> _Activity_
Your job is to copy the data that follows exactly, every line included.

> _Entries supplied_
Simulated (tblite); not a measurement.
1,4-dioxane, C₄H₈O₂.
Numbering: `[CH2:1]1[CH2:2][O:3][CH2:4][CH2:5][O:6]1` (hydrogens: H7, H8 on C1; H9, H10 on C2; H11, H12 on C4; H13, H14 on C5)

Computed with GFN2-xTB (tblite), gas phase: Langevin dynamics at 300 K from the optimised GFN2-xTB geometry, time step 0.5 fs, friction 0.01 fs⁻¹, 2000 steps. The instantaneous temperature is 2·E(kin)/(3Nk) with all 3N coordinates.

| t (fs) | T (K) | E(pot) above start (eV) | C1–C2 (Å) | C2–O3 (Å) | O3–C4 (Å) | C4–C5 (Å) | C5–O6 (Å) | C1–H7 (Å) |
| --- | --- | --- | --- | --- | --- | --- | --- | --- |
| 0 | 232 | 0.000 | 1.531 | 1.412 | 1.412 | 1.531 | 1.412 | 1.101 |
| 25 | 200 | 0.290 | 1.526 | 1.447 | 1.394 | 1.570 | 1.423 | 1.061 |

> _Written answer_
Simulated (tblite); not a measurement.
1,4-dioxane, C₄H₈O₂.
Numbering: `[CH2:1]1[CH2:2][O:3][CH2:4][CH2:5][O:6]1` (hydrogens: H7, H8 on C1; H9, H10 on C2; H11, H12 on C4; H13, H14 on C5)

Computed with GFN2-xTB (tblite), gas phase: Langevin dynamics at 300 K from the optimised GFN2-xTB geometry, time step 0.5 fs, friction 0.01 fs⁻¹, 2000 steps. The instantaneous temperature is 2·E(kin)/(3Nk) with all 3N coordinates.

| t (fs) | T (K) | E(pot) above start (eV) | C1–C2 (Å) | C2–O3 (Å) | O3–C4 (Å) | C4–C5 (Å) | C5–O6 (Å) | C1–H7 (Å) |
| --- | --- | --- | --- | --- | --- | --- | --- | --- |
| 0 | 232 | 0.000 | 1.531 | 1.412 | 1.412 | 1.531 | 1.412 | 1.101 |
| 25 | 200 | 0.290 | 1.526 | 1.447 | 1.394 | 1.570 | 1.423 | 1.061 |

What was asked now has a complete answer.